Input data:
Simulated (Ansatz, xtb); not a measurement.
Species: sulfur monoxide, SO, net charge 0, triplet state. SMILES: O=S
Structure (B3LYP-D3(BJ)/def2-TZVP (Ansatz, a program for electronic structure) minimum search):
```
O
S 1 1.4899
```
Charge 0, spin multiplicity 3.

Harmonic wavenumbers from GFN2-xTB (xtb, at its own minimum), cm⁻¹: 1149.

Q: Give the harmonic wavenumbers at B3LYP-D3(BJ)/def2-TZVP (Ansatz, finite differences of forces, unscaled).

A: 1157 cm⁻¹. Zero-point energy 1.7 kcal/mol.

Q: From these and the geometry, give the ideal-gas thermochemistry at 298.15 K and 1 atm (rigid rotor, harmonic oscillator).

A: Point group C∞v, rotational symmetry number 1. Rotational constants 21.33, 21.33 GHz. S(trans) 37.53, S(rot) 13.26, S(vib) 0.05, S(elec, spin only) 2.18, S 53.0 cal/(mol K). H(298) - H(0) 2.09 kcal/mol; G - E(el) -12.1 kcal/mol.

Assigned task:
Every line above should be reproduced precisely.

Answer section:
Simulated (Ansatz, xtb); not a measurement.
Species: sulfur monoxide, SO, net charge 0, triplet state. SMILES: O=S
Structure (B3LYP-D3(BJ)/def2-TZVP (Ansatz, a program for electronic structure) minimum search):
```
O
S 1 1.4899
```
Charge 0, spin multiplicity 3.

Harmonic wavenumbers from GFN2-xTB (xtb, at its own minimum), cm⁻¹: 1149.

Q: Give the harmonic wavenumbers at B3LYP-D3(BJ)/def2-TZVP (Ansatz, finite differences of forces, unscaled).

A: 1157 cm⁻¹. Zero-point energy 1.7 kcal/mol.

Q: From these and the geometry, give the ideal-gas thermochemistry at 298.15 K and 1 atm (rigid rotor, harmonic oscillator).

A: Point group C∞v, rotational symmetry number 1. Rotational constants 21.33, 21.33 GHz. S(trans) 37.53, S(rot) 13.26, S(vib) 0.05, S(elec, spin only) 2.18, S 53.0 cal/(mol K). H(298) - H(0) 2.09 kcal/mol; G - E(el) -12.1 kcal/mol.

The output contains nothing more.